_Assigned task_
In the entries below, find the line containing "Largest T1 diagnostic" and the line containing "(1) D. PBE 0.46, ωB97X-V". Copy those two lines and everything between them exactly, and only that.

[[ Material provided, beginning ]]

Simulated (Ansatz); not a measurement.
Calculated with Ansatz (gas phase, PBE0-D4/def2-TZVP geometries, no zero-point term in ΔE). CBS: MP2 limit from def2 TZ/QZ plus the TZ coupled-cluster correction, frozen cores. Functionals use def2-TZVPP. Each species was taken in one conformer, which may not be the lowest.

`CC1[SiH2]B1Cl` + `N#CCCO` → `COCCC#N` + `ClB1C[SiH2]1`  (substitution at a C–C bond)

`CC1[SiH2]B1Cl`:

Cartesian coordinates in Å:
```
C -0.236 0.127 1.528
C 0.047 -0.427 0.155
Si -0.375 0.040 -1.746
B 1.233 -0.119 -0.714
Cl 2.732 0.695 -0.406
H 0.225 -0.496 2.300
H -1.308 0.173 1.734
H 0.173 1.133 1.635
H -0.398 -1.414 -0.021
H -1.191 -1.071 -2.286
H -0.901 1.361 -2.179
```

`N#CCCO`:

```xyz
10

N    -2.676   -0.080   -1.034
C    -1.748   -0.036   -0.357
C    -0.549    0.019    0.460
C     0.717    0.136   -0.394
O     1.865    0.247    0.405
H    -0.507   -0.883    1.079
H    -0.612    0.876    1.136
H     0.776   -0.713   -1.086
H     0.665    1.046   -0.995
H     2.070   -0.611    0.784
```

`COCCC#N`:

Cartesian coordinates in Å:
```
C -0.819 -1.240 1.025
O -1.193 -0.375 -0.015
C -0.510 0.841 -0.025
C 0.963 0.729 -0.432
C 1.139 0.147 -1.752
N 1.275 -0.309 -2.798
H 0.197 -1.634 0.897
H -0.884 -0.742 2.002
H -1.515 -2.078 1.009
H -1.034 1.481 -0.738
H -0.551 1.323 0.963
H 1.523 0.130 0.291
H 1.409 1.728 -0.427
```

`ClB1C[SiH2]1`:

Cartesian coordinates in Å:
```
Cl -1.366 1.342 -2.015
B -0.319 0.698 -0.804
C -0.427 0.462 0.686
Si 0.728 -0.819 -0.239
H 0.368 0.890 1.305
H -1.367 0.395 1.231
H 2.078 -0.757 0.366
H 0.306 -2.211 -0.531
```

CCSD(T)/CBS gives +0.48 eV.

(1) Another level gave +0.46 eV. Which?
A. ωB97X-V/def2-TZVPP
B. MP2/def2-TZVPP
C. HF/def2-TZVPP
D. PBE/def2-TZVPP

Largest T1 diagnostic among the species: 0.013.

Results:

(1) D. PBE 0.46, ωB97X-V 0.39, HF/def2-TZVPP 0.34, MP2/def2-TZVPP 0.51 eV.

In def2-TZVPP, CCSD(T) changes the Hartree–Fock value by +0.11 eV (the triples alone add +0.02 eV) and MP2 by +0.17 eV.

[[ Material provided, end ]]

_Exercise answer_
Largest T1 diagnostic among the species: 0.013.

Results:

(1) D. PBE 0.46, ωB97X-V 0.39, HF/def2-TZVPP 0.34, MP2/def2-TZVPP 0.51 eV.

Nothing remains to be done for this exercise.